WORK INSTRUCTION: From the line that contains "B3 | -0.18 |" through the line that contains "Mulliken values and", output every line of the listing below exactly and leave out all the rest.

── SUPPLIED RECORDS

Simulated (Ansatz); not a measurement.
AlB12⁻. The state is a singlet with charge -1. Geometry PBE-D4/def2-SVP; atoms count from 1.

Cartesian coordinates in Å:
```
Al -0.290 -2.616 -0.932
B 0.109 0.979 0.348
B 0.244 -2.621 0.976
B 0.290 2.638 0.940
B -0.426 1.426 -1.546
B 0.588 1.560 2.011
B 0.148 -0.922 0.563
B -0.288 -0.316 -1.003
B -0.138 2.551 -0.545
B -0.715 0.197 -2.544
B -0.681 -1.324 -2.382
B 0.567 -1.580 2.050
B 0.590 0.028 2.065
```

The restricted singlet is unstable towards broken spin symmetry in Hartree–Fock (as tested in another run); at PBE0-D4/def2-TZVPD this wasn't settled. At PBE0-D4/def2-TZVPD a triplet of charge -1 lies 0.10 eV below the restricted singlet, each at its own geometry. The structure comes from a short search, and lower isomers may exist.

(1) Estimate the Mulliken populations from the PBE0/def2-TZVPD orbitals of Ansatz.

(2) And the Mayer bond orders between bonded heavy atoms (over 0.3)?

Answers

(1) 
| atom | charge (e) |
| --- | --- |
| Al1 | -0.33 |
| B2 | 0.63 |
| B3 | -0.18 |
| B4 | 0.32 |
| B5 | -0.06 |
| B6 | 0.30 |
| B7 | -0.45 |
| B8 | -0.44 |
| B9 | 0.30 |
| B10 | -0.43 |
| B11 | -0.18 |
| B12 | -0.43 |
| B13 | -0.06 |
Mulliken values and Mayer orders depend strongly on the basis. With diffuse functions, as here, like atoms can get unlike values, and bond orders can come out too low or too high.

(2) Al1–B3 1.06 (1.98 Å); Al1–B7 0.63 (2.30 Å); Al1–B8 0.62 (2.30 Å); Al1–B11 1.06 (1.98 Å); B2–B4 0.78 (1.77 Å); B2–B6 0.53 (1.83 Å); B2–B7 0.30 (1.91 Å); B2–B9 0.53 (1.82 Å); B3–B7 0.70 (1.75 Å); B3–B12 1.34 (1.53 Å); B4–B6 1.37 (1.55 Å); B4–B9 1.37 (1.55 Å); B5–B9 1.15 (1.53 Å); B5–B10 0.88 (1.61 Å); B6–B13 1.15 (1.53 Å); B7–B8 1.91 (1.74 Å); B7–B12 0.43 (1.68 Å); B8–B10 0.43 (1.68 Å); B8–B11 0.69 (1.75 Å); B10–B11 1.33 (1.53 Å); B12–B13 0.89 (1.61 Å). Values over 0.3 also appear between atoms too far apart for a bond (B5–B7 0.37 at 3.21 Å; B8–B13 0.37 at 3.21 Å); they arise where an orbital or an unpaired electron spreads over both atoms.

────

EXERCISE RESPONSE:
| B3 | -0.18 |
| B4 | 0.32 |
| B5 | -0.06 |
| B6 | 0.30 |
| B7 | -0.45 |
| B8 | -0.44 |
| B9 | 0.30 |
| B10 | -0.43 |
| B11 | -0.18 |
| B12 | -0.43 |
| B13 | -0.06 |
Mulliken values and Mayer orders depend strongly on the basis. With diffuse functions, as here, like atoms can get unlike values, and bond orders can come out too low or too high.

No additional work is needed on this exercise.